*Requirement:* All of the data needs to be printed again, exactly as written.

*Record excerpts:*
+++
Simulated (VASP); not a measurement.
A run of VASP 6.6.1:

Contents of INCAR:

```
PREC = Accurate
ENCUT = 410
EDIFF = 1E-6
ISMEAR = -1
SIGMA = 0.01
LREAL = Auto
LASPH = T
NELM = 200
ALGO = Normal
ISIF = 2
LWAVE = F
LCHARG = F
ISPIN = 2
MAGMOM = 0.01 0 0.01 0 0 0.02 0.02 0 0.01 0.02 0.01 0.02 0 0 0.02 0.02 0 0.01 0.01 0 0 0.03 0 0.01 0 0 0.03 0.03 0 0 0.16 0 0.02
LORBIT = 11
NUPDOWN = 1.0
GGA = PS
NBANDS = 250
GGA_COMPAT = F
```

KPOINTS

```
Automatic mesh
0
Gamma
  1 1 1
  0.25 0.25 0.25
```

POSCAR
+++

*Task response:*
Simulated (VASP); not a measurement.
A run of VASP 6.6.1:

Contents of INCAR:

```
PREC = Accurate
ENCUT = 410
EDIFF = 1E-6
ISMEAR = -1
SIGMA = 0.01
LREAL = Auto
LASPH = T
NELM = 200
ALGO = Normal
ISIF = 2
LWAVE = F
LCHARG = F
ISPIN = 2
MAGMOM = 0.01 0 0.01 0 0 0.02 0.02 0 0.01 0.02 0.01 0.02 0 0 0.02 0.02 0 0.01 0.01 0 0 0.03 0 0.01 0 0 0.03 0.03 0 0 0.16 0 0.02
LORBIT = 11
NUPDOWN = 1.0
GGA = PS
NBANDS = 250
GGA_COMPAT = F
```

KPOINTS

```
Automatic mesh
0
Gamma
  1 1 1
  0.25 0.25 0.25
```

POSCAR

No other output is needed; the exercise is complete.